********

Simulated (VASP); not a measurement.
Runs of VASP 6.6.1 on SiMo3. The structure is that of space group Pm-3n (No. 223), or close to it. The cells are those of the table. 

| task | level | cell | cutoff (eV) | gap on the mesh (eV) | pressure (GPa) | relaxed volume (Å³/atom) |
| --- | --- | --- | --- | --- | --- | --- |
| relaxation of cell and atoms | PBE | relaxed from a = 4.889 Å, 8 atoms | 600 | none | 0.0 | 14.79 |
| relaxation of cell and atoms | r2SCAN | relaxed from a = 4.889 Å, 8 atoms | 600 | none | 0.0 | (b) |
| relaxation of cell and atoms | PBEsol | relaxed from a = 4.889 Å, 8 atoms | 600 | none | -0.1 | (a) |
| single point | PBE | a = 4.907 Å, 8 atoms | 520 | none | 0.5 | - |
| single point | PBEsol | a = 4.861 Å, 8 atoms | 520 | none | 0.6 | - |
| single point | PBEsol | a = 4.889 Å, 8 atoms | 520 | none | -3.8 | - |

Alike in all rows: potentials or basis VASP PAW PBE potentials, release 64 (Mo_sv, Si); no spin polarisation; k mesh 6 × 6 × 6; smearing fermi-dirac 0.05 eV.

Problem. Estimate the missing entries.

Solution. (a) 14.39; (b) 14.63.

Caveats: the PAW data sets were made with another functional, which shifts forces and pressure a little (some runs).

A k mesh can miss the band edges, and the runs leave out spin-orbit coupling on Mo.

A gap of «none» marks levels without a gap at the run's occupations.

********

- _WORK REQUEST_:
Copy the stretch of the records above that runs from the line with "none | 0.5 | - |" through the line with "Caveats: the PAW". Both end lines belong in the copy, and nothing else does.

- _EXERCISE RESULT_:
| single point | PBE | a = 4.907 Å, 8 atoms | 520 | none | 0.5 | - |
| single point | PBEsol | a = 4.861 Å, 8 atoms | 520 | none | 0.6 | - |
| single point | PBEsol | a = 4.889 Å, 8 atoms | 520 | none | -3.8 | - |

Alike in all rows: potentials or basis VASP PAW PBE potentials, release 64 (Mo_sv, Si); no spin polarisation; k mesh 6 × 6 × 6; smearing fermi-dirac 0.05 eV.

Problem. Estimate the missing entries.

Solution. (a) 14.39; (b) 14.63.

Caveats: the PAW data sets were made with another functional, which shifts forces and pressure a little (some runs).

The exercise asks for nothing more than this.